==== Records shown

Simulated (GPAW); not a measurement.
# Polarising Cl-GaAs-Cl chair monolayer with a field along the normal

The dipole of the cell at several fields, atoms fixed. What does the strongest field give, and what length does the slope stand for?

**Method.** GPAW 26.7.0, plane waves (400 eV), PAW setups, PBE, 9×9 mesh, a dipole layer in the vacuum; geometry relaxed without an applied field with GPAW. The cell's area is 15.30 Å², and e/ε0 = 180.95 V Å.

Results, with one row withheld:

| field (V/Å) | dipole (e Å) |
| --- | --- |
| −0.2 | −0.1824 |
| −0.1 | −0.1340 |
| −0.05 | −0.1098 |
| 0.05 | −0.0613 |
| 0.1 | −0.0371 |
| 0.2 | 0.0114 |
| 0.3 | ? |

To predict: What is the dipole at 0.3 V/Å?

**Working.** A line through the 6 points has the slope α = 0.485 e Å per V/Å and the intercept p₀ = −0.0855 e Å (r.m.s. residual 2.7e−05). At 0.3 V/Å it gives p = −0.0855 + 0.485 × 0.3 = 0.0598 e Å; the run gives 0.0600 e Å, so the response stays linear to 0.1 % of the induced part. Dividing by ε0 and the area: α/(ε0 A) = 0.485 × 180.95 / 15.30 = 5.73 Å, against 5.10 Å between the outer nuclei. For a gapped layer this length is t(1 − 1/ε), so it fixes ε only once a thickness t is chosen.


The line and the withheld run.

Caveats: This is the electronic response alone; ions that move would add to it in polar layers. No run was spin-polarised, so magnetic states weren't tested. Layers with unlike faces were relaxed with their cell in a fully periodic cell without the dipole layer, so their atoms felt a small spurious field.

========

** Required action **
Every line above from the line with "The dipole of" to the line with "The line and the withheld run.", both included, must be reproduced exactly, and no other line may appear.

** Worked solution **
The dipole of the cell at several fields, atoms fixed. What does the strongest field give, and what length does the slope stand for?

**Method.** GPAW 26.7.0, plane waves (400 eV), PAW setups, PBE, 9×9 mesh, a dipole layer in the vacuum; geometry relaxed without an applied field with GPAW. The cell's area is 15.30 Å², and e/ε0 = 180.95 V Å.

Results, with one row withheld:

| field (V/Å) | dipole (e Å) |
| --- | --- |
| −0.2 | −0.1824 |
| −0.1 | −0.1340 |
| −0.05 | −0.1098 |
| 0.05 | −0.0613 |
| 0.1 | −0.0371 |
| 0.2 | 0.0114 |
| 0.3 | ? |

To predict: What is the dipole at 0.3 V/Å?

**Working.** A line through the 6 points has the slope α = 0.485 e Å per V/Å and the intercept p₀ = −0.0855 e Å (r.m.s. residual 2.7e−05). At 0.3 V/Å it gives p = −0.0855 + 0.485 × 0.3 = 0.0598 e Å; the run gives 0.0600 e Å, so the response stays linear to 0.1 % of the induced part. Dividing by ε0 and the area: α/(ε0 A) = 0.485 × 180.95 / 15.30 = 5.73 Å, against 5.10 Å between the outer nuclei. For a gapped layer this length is t(1 − 1/ε), so it fixes ε only once a thickness t is chosen.


The line and the withheld run.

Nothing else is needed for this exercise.